ACTION ITEM: Output the records exactly. Include every line.

----- RECORD SET

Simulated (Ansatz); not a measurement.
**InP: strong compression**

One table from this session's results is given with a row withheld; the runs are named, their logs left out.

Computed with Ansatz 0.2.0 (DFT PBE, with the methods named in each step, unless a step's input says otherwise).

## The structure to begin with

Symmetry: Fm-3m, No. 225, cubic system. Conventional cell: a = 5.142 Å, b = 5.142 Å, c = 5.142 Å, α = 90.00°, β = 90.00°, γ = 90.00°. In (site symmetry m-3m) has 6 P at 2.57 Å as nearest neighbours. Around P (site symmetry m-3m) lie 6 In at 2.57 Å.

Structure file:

----------

ANSWER SPACE:
Simulated (Ansatz); not a measurement.
**InP: strong compression**

One table from this session's results is given with a row withheld; the runs are named, their logs left out.

Computed with Ansatz 0.2.0 (DFT PBE, with the methods named in each step, unless a step's input says otherwise).

## The structure to begin with

Symmetry: Fm-3m, No. 225, cubic system. Conventional cell: a = 5.142 Å, b = 5.142 Å, c = 5.142 Å, α = 90.00°, β = 90.00°, γ = 90.00°. In (site symmetry m-3m) has 6 P at 2.57 Å as nearest neighbours. Around P (site symmetry m-3m) lie 6 In at 2.57 Å.

Structure file:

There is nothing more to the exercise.